> [WORK ITEM]: Every line from the beginning of the data through the line containing "Task: How long" should be reproduced exactly, and no further lines should be output.

[MATERIAL PROVIDED — start]

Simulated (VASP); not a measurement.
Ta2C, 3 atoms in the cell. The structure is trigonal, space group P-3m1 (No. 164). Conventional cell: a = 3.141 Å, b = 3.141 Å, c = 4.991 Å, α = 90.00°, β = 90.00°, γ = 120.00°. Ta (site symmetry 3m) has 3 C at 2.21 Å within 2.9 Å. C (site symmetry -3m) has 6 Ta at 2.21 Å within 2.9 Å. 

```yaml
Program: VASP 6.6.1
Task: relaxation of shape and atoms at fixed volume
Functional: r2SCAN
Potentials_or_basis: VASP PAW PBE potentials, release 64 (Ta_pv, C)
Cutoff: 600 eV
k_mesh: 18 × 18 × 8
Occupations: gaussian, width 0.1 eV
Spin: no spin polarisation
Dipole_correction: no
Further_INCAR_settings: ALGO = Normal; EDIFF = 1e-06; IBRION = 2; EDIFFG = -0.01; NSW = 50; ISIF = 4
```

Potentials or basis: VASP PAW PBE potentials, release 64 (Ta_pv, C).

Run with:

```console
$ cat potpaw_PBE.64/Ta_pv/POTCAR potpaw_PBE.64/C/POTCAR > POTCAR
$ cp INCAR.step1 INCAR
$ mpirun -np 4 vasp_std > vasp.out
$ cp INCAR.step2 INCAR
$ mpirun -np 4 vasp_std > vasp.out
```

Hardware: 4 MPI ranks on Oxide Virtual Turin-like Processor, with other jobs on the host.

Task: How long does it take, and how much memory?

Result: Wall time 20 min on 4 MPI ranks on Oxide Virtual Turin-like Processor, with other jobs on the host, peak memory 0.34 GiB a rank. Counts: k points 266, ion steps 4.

[MATERIAL PROVIDED — finish]

> [EXERCISE RESPONSE]:
Simulated (VASP); not a measurement.
Ta2C, 3 atoms in the cell. The structure is trigonal, space group P-3m1 (No. 164). Conventional cell: a = 3.141 Å, b = 3.141 Å, c = 4.991 Å, α = 90.00°, β = 90.00°, γ = 120.00°. Ta (site symmetry 3m) has 3 C at 2.21 Å within 2.9 Å. C (site symmetry -3m) has 6 Ta at 2.21 Å within 2.9 Å. 

```yaml
Program: VASP 6.6.1
Task: relaxation of shape and atoms at fixed volume
Functional: r2SCAN
Potentials_or_basis: VASP PAW PBE potentials, release 64 (Ta_pv, C)
Cutoff: 600 eV
k_mesh: 18 × 18 × 8
Occupations: gaussian, width 0.1 eV
Spin: no spin polarisation
Dipole_correction: no
Further_INCAR_settings: ALGO = Normal; EDIFF = 1e-06; IBRION = 2; EDIFFG = -0.01; NSW = 50; ISIF = 4
```

Potentials or basis: VASP PAW PBE potentials, release 64 (Ta_pv, C).

Run with:

```console
$ cat potpaw_PBE.64/Ta_pv/POTCAR potpaw_PBE.64/C/POTCAR > POTCAR
$ cp INCAR.step1 INCAR
$ mpirun -np 4 vasp_std > vasp.out
$ cp INCAR.step2 INCAR
$ mpirun -np 4 vasp_std > vasp.out
```

Hardware: 4 MPI ranks on Oxide Virtual Turin-like Processor, with other jobs on the host.

Task: How long does it take, and how much memory?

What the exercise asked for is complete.